Segment Open
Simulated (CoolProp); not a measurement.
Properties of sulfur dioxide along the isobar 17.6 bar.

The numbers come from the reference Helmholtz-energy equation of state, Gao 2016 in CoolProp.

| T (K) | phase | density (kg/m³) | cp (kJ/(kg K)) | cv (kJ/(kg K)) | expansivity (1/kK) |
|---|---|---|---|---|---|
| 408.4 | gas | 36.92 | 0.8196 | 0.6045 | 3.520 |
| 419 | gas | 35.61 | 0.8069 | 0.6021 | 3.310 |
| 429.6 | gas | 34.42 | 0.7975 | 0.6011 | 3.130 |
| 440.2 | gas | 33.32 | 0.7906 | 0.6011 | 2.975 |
Segment Closed

● **WORK INSTRUCTION**:
Without altering a single word, transcribe the entries above.

● **YOUR SOLUTION**:
Simulated (CoolProp); not a measurement.
Properties of sulfur dioxide along the isobar 17.6 bar.

The numbers come from the reference Helmholtz-energy equation of state, Gao 2016 in CoolProp.

| T (K) | phase | density (kg/m³) | cp (kJ/(kg K)) | cv (kJ/(kg K)) | expansivity (1/kK) |
|---|---|---|---|---|---|
| 408.4 | gas | 36.92 | 0.8196 | 0.6045 | 3.520 |
| 419 | gas | 35.61 | 0.8069 | 0.6021 | 3.310 |
| 429.6 | gas | 34.42 | 0.7975 | 0.6011 | 3.130 |
| 440.2 | gas | 33.32 | 0.7906 | 0.6011 | 2.975 |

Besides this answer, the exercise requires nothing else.